(Assigned task): For this exercise, repeat the listing below from its first line through the line containing "All numbers below", exactly as written.

Start of Raw data
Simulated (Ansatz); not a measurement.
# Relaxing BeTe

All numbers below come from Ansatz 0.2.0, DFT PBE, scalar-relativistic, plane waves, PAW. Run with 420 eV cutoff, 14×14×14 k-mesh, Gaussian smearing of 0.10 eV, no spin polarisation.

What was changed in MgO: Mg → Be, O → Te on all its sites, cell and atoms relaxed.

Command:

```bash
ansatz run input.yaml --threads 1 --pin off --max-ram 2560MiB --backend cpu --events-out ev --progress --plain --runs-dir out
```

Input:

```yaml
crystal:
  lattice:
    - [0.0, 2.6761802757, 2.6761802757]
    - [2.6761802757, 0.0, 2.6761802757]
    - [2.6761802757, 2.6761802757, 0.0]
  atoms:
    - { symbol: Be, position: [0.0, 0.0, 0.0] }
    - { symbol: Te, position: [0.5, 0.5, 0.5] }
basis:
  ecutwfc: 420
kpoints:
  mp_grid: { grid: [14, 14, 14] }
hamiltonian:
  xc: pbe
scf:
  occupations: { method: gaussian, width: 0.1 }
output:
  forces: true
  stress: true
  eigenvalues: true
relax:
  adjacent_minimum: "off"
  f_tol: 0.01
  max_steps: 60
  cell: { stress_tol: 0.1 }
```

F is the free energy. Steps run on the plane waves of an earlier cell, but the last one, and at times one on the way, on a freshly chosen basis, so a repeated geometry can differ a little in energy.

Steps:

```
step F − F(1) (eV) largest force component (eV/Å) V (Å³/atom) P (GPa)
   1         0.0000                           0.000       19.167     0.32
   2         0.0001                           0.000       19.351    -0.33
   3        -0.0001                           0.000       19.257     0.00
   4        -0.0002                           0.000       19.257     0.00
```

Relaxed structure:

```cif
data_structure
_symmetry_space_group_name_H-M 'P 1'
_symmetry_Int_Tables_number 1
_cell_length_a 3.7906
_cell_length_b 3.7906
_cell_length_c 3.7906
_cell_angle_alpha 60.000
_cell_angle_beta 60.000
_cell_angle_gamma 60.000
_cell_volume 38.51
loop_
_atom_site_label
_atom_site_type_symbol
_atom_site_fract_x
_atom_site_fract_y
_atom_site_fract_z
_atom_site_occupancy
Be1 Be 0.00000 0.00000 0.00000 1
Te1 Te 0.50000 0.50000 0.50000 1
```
End of Raw data

(Task output):
Simulated (Ansatz); not a measurement.
# Relaxing BeTe

All numbers below come from Ansatz 0.2.0, DFT PBE, scalar-relativistic, plane waves, PAW. Run with 420 eV cutoff, 14×14×14 k-mesh, Gaussian smearing of 0.10 eV, no spin polarisation.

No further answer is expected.